ASSIGNED TASK ->
Write out exactly the lines from the start of the entries through the one that contains "15 × 15 × 15", including both.

SOURCE MATERIAL ->
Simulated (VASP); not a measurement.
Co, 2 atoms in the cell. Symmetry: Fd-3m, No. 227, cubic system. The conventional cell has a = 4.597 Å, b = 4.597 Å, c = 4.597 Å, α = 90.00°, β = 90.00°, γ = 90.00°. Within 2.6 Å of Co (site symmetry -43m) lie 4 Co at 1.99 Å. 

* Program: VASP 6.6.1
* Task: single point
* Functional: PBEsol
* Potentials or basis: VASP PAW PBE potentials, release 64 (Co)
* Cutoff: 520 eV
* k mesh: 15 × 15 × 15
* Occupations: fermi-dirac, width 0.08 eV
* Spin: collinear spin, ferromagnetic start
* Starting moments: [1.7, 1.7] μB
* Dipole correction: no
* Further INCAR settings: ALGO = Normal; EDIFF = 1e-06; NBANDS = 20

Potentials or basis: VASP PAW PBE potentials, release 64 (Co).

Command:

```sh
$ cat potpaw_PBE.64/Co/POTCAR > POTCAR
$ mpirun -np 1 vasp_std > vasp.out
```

EXERCISE RESPONSE ->
Simulated (VASP); not a measurement.
Co, 2 atoms in the cell. Symmetry: Fd-3m, No. 227, cubic system. The conventional cell has a = 4.597 Å, b = 4.597 Å, c = 4.597 Å, α = 90.00°, β = 90.00°, γ = 90.00°. Within 2.6 Å of Co (site symmetry -43m) lie 4 Co at 1.99 Å. 

* Program: VASP 6.6.1
* Task: single point
* Functional: PBEsol
* Potentials or basis: VASP PAW PBE potentials, release 64 (Co)
* Cutoff: 520 eV
* k mesh: 15 × 15 × 15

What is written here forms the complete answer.